—————

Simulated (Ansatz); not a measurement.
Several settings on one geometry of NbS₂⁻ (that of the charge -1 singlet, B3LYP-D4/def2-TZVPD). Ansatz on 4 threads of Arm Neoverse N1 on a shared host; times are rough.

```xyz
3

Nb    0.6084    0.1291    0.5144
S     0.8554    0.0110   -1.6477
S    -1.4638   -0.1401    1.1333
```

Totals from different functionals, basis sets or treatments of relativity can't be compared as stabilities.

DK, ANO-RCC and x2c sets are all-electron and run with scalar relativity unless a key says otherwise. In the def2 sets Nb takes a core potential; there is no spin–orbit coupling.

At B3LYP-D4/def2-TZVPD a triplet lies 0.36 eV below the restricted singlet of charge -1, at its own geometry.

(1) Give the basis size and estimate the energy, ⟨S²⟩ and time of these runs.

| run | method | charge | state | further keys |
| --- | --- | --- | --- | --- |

—————

Exactly as they appear above, transcribe the records in full.

Simulated (Ansatz); not a measurement.
Several settings on one geometry of NbS₂⁻ (that of the charge -1 singlet, B3LYP-D4/def2-TZVPD). Ansatz on 4 threads of Arm Neoverse N1 on a shared host; times are rough.

```xyz
3

Nb    0.6084    0.1291    0.5144
S     0.8554    0.0110   -1.6477
S    -1.4638   -0.1401    1.1333
```

Totals from different functionals, basis sets or treatments of relativity can't be compared as stabilities.

DK, ANO-RCC and x2c sets are all-electron and run with scalar relativity unless a key says otherwise. In the def2 sets Nb takes a core potential; there is no spin–orbit coupling.

At B3LYP-D4/def2-TZVPD a triplet lies 0.36 eV below the restricted singlet of charge -1, at its own geometry.

(1) Give the basis size and estimate the energy, ⟨S²⟩ and time of these runs.

| run | method | charge | state | further keys |
| --- | --- | --- | --- | --- |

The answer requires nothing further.